• **Exercise**
Would you reproduce exactly the lines below from the one holding "Gas phase at" through the one holding "The polarisation term", inclusive, and no others?

• **Excerpted records**
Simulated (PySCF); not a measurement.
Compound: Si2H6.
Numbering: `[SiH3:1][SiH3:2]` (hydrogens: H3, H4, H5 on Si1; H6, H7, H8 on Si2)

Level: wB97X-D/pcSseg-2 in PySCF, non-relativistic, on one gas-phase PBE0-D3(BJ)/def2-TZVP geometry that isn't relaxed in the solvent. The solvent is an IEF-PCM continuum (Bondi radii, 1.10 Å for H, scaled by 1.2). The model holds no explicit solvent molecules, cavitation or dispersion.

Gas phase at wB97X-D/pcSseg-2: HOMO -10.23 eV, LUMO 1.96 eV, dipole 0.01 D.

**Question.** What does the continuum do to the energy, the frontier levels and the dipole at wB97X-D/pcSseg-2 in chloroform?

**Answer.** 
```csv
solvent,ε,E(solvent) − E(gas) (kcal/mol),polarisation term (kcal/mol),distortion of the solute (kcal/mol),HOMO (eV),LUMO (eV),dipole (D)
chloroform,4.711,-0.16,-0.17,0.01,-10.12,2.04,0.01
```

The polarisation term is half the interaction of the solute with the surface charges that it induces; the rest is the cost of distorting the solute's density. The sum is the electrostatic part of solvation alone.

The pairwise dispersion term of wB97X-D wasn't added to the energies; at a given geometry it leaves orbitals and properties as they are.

• **Exercise output**
Gas phase at wB97X-D/pcSseg-2: HOMO -10.23 eV, LUMO 1.96 eV, dipole 0.01 D.

**Question.** What does the continuum do to the energy, the frontier levels and the dipole at wB97X-D/pcSseg-2 in chloroform?

**Answer.** 
```csv
solvent,ε,E(solvent) − E(gas) (kcal/mol),polarisation term (kcal/mol),distortion of the solute (kcal/mol),HOMO (eV),LUMO (eV),dipole (D)
chloroform,4.711,-0.16,-0.17,0.01,-10.12,2.04,0.01
```

The polarisation term is half the interaction of the solute with the surface charges that it induces; the rest is the cost of distorting the solute's density. The sum is the electrostatic part of solvation alone.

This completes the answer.